*Supplied information*.
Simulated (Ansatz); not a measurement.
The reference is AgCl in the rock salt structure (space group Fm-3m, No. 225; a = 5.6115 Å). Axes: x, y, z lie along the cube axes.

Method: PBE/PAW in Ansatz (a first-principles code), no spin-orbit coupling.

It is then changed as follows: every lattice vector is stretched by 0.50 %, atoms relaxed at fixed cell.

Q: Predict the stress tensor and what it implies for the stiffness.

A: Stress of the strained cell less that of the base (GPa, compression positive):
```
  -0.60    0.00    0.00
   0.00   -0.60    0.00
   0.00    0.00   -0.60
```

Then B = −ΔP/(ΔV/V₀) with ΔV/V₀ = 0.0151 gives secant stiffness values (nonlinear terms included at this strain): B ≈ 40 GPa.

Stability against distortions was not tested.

*Work item*. From the first line of the data above through the line containing "Q: Predict the", set each line down again exactly; include both ends and omit everything else.

*Written reply*.
Simulated (Ansatz); not a measurement.
The reference is AgCl in the rock salt structure (space group Fm-3m, No. 225; a = 5.6115 Å). Axes: x, y, z lie along the cube axes.

Method: PBE/PAW in Ansatz (a first-principles code), no spin-orbit coupling.

It is then changed as follows: every lattice vector is stretched by 0.50 %, atoms relaxed at fixed cell.

Q: Predict the stress tensor and what it implies for the stiffness.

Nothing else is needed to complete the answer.